Listed records:
========
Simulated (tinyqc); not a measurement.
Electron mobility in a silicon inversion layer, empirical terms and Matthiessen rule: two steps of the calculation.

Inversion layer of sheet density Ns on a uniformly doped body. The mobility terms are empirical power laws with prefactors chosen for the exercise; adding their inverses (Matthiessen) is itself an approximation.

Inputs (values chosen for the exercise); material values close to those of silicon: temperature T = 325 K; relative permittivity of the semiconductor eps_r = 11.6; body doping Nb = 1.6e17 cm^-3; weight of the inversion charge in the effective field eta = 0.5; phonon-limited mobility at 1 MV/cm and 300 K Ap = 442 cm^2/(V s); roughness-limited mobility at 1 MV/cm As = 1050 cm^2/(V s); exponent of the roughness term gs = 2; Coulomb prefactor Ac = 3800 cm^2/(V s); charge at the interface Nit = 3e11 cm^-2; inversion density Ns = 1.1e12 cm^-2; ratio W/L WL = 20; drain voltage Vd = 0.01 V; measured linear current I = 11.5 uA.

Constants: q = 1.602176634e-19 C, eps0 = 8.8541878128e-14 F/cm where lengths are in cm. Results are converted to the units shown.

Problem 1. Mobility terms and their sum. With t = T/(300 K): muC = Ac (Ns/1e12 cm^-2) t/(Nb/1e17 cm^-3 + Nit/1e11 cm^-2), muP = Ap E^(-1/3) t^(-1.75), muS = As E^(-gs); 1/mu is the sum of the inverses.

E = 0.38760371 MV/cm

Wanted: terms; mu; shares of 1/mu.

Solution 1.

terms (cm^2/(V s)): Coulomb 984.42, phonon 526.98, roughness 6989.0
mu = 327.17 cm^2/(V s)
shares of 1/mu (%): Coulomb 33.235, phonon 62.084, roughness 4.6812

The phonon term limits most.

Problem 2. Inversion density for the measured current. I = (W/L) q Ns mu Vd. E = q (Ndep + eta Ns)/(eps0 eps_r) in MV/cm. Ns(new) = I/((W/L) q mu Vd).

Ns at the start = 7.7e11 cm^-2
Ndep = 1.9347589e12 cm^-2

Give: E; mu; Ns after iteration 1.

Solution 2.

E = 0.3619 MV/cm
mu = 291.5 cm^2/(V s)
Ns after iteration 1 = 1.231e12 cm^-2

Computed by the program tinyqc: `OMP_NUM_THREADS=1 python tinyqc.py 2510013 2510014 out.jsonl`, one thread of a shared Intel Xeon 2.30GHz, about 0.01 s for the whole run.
========

Task item: All that is wanted is an exact copy of the lines above from the one with "mu = 291.5 cm^2/(V s)" through the one with "Ns after iteration 1 = 1.231e12 cm^-2", with both ends included.

Response:
mu = 291.5 cm^2/(V s)
Ns after iteration 1 = 1.231e12 cm^-2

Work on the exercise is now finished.